• _TASK ITEM_
Please reproduce the listing in its entirety, exactly as shown.

┄┄┄┄┄┄┄┄┄┄

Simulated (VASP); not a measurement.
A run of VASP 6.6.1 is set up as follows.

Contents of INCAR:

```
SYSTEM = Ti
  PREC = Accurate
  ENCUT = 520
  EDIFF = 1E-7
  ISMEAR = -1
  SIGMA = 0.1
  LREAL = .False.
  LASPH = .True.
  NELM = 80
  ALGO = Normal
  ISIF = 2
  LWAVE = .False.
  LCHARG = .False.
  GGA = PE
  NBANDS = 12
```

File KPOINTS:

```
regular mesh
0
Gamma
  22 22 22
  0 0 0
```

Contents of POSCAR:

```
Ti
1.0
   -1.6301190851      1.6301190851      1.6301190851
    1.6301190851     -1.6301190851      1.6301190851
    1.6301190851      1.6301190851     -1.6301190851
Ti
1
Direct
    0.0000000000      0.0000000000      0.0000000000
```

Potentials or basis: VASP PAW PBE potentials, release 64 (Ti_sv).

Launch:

┄┄┄┄┄┄┄┄┄┄

• _RESPONSE AREA_
Simulated (VASP); not a measurement.
A run of VASP 6.6.1 is set up as follows.

Contents of INCAR:

```
SYSTEM = Ti
  PREC = Accurate
  ENCUT = 520
  EDIFF = 1E-7
  ISMEAR = -1
  SIGMA = 0.1
  LREAL = .False.
  LASPH = .True.
  NELM = 80
  ALGO = Normal
  ISIF = 2
  LWAVE = .False.
  LCHARG = .False.
  GGA = PE
  NBANDS = 12
```

File KPOINTS:

```
regular mesh
0
Gamma
  22 22 22
  0 0 0
```

Contents of POSCAR:

```
Ti
1.0
   -1.6301190851      1.6301190851      1.6301190851
    1.6301190851     -1.6301190851      1.6301190851
    1.6301190851      1.6301190851     -1.6301190851
Ti
1
Direct
    0.0000000000      0.0000000000      0.0000000000
```

Potentials or basis: VASP PAW PBE potentials, release 64 (Ti_sv).

Launch:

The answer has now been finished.